···

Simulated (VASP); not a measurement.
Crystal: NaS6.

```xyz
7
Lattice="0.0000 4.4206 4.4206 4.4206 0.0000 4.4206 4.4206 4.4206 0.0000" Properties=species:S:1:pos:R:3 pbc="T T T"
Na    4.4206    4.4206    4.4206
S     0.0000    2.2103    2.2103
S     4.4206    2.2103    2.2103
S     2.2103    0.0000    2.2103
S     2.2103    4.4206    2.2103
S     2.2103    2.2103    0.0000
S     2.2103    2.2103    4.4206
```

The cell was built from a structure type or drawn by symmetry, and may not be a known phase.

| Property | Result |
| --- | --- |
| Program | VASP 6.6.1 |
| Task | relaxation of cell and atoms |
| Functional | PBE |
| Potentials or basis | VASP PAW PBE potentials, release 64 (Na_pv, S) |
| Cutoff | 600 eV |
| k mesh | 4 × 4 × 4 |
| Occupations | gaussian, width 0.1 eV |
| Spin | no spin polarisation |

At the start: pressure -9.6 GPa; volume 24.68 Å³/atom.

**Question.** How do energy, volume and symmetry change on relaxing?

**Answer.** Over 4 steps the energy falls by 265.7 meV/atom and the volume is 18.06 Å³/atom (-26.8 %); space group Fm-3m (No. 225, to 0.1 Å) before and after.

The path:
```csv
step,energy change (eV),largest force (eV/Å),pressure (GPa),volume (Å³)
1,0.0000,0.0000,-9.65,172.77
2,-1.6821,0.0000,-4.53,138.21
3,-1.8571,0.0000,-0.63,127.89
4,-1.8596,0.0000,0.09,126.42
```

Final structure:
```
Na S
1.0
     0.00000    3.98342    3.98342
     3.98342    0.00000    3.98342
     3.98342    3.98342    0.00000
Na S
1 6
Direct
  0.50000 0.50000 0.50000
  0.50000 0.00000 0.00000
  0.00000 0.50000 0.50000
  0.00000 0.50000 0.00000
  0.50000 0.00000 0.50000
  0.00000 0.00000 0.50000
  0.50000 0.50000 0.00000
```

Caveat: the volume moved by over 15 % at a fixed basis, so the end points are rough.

···

REQUIREMENT:
Look through the entries above and quote exactly the lines from the line with "Cutoff | 600 eV |" to the line with "before and after.", counting both of those lines.

REPLY:
| Cutoff | 600 eV |
| k mesh | 4 × 4 × 4 |
| Occupations | gaussian, width 0.1 eV |
| Spin | no spin polarisation |

At the start: pressure -9.6 GPa; volume 24.68 Å³/atom.

**Question.** How do energy, volume and symmetry change on relaxing?

**Answer.** Over 4 steps the energy falls by 265.7 meV/atom and the volume is 18.06 Å³/atom (-26.8 %); space group Fm-3m (No. 225, to 0.1 Å) before and after.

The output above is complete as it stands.